----------------
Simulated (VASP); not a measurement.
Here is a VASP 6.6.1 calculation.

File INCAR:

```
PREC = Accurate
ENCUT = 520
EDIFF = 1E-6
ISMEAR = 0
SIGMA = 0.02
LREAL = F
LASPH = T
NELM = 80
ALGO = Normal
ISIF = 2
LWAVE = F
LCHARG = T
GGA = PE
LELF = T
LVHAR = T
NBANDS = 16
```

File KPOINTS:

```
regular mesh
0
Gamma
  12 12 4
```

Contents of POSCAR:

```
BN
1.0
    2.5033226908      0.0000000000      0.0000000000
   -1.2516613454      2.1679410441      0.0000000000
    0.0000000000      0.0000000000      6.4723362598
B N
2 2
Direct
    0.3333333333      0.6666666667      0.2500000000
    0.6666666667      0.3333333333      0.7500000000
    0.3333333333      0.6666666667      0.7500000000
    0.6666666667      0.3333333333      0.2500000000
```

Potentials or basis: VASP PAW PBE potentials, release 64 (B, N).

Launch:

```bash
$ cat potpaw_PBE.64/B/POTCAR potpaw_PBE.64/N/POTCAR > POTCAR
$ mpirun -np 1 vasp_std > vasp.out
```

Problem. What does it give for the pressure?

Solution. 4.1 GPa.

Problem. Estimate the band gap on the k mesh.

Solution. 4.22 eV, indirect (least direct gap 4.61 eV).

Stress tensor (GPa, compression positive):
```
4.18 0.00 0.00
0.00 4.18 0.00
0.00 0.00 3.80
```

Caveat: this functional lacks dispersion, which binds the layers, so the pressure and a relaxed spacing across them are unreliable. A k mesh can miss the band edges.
----------------

Reproduce, please, the lines of the material from its first line down to the line containing "Solution. 4.22 eV, indirect", keeping both ends and nothing beyond them.

Simulated (VASP); not a measurement.
Here is a VASP 6.6.1 calculation.

File INCAR:

```
PREC = Accurate
ENCUT = 520
EDIFF = 1E-6
ISMEAR = 0
SIGMA = 0.02
LREAL = F
LASPH = T
NELM = 80
ALGO = Normal
ISIF = 2
LWAVE = F
LCHARG = T
GGA = PE
LELF = T
LVHAR = T
NBANDS = 16
```

File KPOINTS:

```
regular mesh
0
Gamma
  12 12 4
```

Contents of POSCAR:

```
BN
1.0
    2.5033226908      0.0000000000      0.0000000000
   -1.2516613454      2.1679410441      0.0000000000
    0.0000000000      0.0000000000      6.4723362598
B N
2 2
Direct
    0.3333333333      0.6666666667      0.2500000000
    0.6666666667      0.3333333333      0.7500000000
    0.3333333333      0.6666666667      0.7500000000
    0.6666666667      0.3333333333      0.2500000000
```

Potentials or basis: VASP PAW PBE potentials, release 64 (B, N).

Launch:

```bash
$ cat potpaw_PBE.64/B/POTCAR potpaw_PBE.64/N/POTCAR > POTCAR
$ mpirun -np 1 vasp_std > vasp.out
```

Problem. What does it give for the pressure?

Solution. 4.1 GPa.

Problem. Estimate the band gap on the k mesh.

Solution. 4.22 eV, indirect (least direct gap 4.61 eV).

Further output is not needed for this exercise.